Supplied entries:
——————————
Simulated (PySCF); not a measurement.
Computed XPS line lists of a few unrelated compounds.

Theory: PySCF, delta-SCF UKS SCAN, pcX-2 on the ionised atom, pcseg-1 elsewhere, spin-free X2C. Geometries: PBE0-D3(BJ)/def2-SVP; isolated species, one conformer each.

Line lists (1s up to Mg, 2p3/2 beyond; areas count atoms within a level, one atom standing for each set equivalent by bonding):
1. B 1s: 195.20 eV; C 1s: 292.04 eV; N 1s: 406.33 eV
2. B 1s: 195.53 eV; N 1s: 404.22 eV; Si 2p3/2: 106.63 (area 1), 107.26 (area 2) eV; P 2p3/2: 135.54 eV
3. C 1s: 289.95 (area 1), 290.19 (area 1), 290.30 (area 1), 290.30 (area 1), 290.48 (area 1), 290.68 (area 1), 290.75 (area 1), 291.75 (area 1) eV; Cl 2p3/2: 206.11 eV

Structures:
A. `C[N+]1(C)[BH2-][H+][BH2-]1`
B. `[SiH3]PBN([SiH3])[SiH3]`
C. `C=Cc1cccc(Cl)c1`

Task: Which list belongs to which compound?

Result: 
——————————

Brief: So that nothing is lost, return the listing exactly and completely.

Response:
Simulated (PySCF); not a measurement.
Computed XPS line lists of a few unrelated compounds.

Theory: PySCF, delta-SCF UKS SCAN, pcX-2 on the ionised atom, pcseg-1 elsewhere, spin-free X2C. Geometries: PBE0-D3(BJ)/def2-SVP; isolated species, one conformer each.

Line lists (1s up to Mg, 2p3/2 beyond; areas count atoms within a level, one atom standing for each set equivalent by bonding):
1. B 1s: 195.20 eV; C 1s: 292.04 eV; N 1s: 406.33 eV
2. B 1s: 195.53 eV; N 1s: 404.22 eV; Si 2p3/2: 106.63 (area 1), 107.26 (area 2) eV; P 2p3/2: 135.54 eV
3. C 1s: 289.95 (area 1), 290.19 (area 1), 290.30 (area 1), 290.30 (area 1), 290.48 (area 1), 290.68 (area 1), 290.75 (area 1), 291.75 (area 1) eV; Cl 2p3/2: 206.11 eV

Structures:
A. `C[N+]1(C)[BH2-][H+][BH2-]1`
B. `[SiH3]PBN([SiH3])[SiH3]`
C. `C=Cc1cccc(Cl)c1`

Task: Which list belongs to which compound?

Result: 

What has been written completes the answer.